⁂

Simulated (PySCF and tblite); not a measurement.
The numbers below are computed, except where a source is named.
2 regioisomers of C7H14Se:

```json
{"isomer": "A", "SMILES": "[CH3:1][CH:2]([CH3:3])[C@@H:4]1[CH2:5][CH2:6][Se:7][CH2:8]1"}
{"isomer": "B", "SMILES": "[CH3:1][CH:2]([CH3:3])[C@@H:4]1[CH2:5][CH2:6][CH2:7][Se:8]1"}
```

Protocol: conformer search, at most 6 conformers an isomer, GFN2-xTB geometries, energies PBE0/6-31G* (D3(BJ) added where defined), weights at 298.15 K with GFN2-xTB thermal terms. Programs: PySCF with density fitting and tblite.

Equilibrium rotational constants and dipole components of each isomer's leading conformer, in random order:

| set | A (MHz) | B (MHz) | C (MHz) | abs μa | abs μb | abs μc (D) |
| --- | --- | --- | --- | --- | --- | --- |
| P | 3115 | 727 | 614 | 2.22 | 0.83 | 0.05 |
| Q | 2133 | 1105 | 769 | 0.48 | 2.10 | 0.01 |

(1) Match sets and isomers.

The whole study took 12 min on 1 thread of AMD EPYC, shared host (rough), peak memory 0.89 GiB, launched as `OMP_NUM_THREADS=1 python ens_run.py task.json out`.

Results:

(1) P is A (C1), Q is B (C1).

⁂

**Assigned task:**
Output, exactly and in full, the lines from the start of the entries above through the line that contains "Protocol: conformer search, at".

**Task output:**
Simulated (PySCF and tblite); not a measurement.
The numbers below are computed, except where a source is named.
2 regioisomers of C7H14Se:

```json
{"isomer": "A", "SMILES": "[CH3:1][CH:2]([CH3:3])[C@@H:4]1[CH2:5][CH2:6][Se:7][CH2:8]1"}
{"isomer": "B", "SMILES": "[CH3:1][CH:2]([CH3:3])[C@@H:4]1[CH2:5][CH2:6][CH2:7][Se:8]1"}
```

Protocol: conformer search, at most 6 conformers an isomer, GFN2-xTB geometries, energies PBE0/6-31G* (D3(BJ) added where defined), weights at 298.15 K with GFN2-xTB thermal terms. Programs: PySCF with density fitting and tblite.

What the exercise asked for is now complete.